Every record here needs to be written out again exactly.

Excerpted records:
<<<<
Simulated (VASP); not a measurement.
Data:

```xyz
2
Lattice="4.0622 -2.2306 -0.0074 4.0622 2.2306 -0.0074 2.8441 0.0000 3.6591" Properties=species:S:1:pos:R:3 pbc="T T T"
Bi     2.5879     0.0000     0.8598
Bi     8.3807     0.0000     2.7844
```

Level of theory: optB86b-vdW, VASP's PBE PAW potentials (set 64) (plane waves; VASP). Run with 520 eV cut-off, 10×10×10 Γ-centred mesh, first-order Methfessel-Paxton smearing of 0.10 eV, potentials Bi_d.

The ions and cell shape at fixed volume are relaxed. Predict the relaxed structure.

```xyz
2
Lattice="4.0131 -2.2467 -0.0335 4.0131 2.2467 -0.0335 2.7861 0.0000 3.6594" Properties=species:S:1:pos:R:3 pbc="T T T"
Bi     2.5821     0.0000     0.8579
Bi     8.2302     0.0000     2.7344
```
>>>>

Task result:
Simulated (VASP); not a measurement.
Data:

```xyz
2
Lattice="4.0622 -2.2306 -0.0074 4.0622 2.2306 -0.0074 2.8441 0.0000 3.6591" Properties=species:S:1:pos:R:3 pbc="T T T"
Bi     2.5879     0.0000     0.8598
Bi     8.3807     0.0000     2.7844
```

Level of theory: optB86b-vdW, VASP's PBE PAW potentials (set 64) (plane waves; VASP). Run with 520 eV cut-off, 10×10×10 Γ-centred mesh, first-order Methfessel-Paxton smearing of 0.10 eV, potentials Bi_d.

The ions and cell shape at fixed volume are relaxed. Predict the relaxed structure.

```xyz
2
Lattice="4.0131 -2.2467 -0.0335 4.0131 2.2467 -0.0335 2.7861 0.0000 3.6594" Properties=species:S:1:pos:R:3 pbc="T T T"
Bi     2.5821     0.0000     0.8579
Bi     8.2302     0.0000     2.7344
```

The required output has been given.